====== Data shown
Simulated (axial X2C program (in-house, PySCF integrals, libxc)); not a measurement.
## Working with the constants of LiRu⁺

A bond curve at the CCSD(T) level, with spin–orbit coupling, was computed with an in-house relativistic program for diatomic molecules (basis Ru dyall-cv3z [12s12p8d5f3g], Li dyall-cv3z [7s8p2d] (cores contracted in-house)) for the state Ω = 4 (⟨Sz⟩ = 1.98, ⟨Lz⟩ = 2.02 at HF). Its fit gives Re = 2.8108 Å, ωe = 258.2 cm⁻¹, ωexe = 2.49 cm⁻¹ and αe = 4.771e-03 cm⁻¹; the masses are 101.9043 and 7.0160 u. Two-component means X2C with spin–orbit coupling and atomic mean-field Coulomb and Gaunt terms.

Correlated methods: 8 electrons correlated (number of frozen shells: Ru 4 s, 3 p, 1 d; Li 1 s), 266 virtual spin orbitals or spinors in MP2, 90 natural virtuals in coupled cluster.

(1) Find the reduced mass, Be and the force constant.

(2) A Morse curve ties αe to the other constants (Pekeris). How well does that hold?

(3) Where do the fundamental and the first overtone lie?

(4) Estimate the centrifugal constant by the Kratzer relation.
============

— Assigned task —
Go through the data above from its first line and copy each line exactly, stopping once the line with "(3) Where do" has been copied.

— Exercise solution —
Simulated (axial X2C program (in-house, PySCF integrals, libxc)); not a measurement.
## Working with the constants of LiRu⁺

A bond curve at the CCSD(T) level, with spin–orbit coupling, was computed with an in-house relativistic program for diatomic molecules (basis Ru dyall-cv3z [12s12p8d5f3g], Li dyall-cv3z [7s8p2d] (cores contracted in-house)) for the state Ω = 4 (⟨Sz⟩ = 1.98, ⟨Lz⟩ = 2.02 at HF). Its fit gives Re = 2.8108 Å, ωe = 258.2 cm⁻¹, ωexe = 2.49 cm⁻¹ and αe = 4.771e-03 cm⁻¹; the masses are 101.9043 and 7.0160 u. Two-component means X2C with spin–orbit coupling and atomic mean-field Coulomb and Gaunt terms.

Correlated methods: 8 electrons correlated (number of frozen shells: Ru 4 s, 3 p, 1 d; Li 1 s), 266 virtual spin orbitals or spinors in MP2, 90 natural virtuals in coupled cluster.

(1) Find the reduced mass, Be and the force constant.

(2) A Morse curve ties αe to the other constants (Pekeris). How well does that hold?

(3) Where do the fundamental and the first overtone lie?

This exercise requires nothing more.